When you reach the line containing "Question: Order these" in the data below, begin returning lines exactly as written, and stop once the line containing "Answer: B (-1.8" has been returned.

+++++
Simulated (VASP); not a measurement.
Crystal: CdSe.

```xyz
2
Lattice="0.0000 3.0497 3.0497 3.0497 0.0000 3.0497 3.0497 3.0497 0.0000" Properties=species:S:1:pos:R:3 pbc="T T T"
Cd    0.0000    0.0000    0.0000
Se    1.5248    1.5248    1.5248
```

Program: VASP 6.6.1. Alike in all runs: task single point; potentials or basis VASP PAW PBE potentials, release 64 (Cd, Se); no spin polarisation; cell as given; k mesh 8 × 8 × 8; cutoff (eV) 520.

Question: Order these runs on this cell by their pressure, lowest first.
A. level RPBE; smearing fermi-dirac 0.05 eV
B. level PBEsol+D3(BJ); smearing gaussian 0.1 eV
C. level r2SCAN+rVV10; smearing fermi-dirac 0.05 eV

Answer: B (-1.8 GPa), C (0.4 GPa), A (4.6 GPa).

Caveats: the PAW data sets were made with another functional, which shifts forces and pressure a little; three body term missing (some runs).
+++++

• [ANSWER SPACE]
Question: Order these runs on this cell by their pressure, lowest first.
A. level RPBE; smearing fermi-dirac 0.05 eV
B. level PBEsol+D3(BJ); smearing gaussian 0.1 eV
C. level r2SCAN+rVV10; smearing fermi-dirac 0.05 eV

Answer: B (-1.8 GPa), C (0.4 GPa), A (4.6 GPa).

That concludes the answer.